## Work order
Up to and including the line containing "### Describe the path.", set down each line of the entries below exactly, starting from the first, and leave out the rest.

** Input data follows **

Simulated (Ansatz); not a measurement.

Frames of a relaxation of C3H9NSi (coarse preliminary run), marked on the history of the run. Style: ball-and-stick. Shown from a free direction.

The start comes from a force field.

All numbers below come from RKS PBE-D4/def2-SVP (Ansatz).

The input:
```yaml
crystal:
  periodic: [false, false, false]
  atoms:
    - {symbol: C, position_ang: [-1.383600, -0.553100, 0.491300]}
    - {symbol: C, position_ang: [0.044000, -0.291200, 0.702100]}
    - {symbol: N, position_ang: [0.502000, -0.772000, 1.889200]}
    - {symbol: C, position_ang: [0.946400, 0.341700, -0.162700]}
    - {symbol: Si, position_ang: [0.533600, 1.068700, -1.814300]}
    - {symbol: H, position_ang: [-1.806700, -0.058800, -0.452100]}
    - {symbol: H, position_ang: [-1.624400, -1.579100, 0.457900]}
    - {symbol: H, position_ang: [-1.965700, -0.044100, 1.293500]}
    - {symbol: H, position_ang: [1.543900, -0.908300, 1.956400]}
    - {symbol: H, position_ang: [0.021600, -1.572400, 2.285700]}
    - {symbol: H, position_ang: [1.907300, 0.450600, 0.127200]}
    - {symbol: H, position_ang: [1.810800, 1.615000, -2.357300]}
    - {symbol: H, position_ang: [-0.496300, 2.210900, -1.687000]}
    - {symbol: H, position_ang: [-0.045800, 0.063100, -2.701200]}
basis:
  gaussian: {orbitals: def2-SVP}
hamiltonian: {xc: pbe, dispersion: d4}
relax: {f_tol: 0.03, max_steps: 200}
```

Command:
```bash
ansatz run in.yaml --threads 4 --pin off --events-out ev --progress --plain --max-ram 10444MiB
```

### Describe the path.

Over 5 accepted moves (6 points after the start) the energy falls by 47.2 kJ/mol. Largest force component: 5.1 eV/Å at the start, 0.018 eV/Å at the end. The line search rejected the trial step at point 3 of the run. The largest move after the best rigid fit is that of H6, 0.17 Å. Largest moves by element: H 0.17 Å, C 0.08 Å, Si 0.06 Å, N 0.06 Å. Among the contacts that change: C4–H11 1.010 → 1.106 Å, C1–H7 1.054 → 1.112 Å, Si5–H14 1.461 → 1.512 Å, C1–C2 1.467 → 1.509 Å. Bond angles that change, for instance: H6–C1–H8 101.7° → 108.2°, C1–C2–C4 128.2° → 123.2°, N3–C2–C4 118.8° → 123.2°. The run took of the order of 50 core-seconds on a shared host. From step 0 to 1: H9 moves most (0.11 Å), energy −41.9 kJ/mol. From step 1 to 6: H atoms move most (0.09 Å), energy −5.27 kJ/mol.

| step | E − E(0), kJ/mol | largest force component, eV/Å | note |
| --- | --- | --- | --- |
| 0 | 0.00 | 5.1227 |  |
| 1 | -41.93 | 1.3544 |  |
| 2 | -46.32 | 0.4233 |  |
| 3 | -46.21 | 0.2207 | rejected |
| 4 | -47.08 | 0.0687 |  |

** End of Input data **

## Response box
Simulated (Ansatz); not a measurement.

Frames of a relaxation of C3H9NSi (coarse preliminary run), marked on the history of the run. Style: ball-and-stick. Shown from a free direction.

The start comes from a force field.

All numbers below come from RKS PBE-D4/def2-SVP (Ansatz).

The input:
```yaml
crystal:
  periodic: [false, false, false]
  atoms:
    - {symbol: C, position_ang: [-1.383600, -0.553100, 0.491300]}
    - {symbol: C, position_ang: [0.044000, -0.291200, 0.702100]}
    - {symbol: N, position_ang: [0.502000, -0.772000, 1.889200]}
    - {symbol: C, position_ang: [0.946400, 0.341700, -0.162700]}
    - {symbol: Si, position_ang: [0.533600, 1.068700, -1.814300]}
    - {symbol: H, position_ang: [-1.806700, -0.058800, -0.452100]}
    - {symbol: H, position_ang: [-1.624400, -1.579100, 0.457900]}
    - {symbol: H, position_ang: [-1.965700, -0.044100, 1.293500]}
    - {symbol: H, position_ang: [1.543900, -0.908300, 1.956400]}
    - {symbol: H, position_ang: [0.021600, -1.572400, 2.285700]}
    - {symbol: H, position_ang: [1.907300, 0.450600, 0.127200]}
    - {symbol: H, position_ang: [1.810800, 1.615000, -2.357300]}
    - {symbol: H, position_ang: [-0.496300, 2.210900, -1.687000]}
    - {symbol: H, position_ang: [-0.045800, 0.063100, -2.701200]}
basis:
  gaussian: {orbitals: def2-SVP}
hamiltonian: {xc: pbe, dispersion: d4}
relax: {f_tol: 0.03, max_steps: 200}
```

Command:
```bash
ansatz run in.yaml --threads 4 --pin off --events-out ev --progress --plain --max-ram 10444MiB
```

### Describe the path.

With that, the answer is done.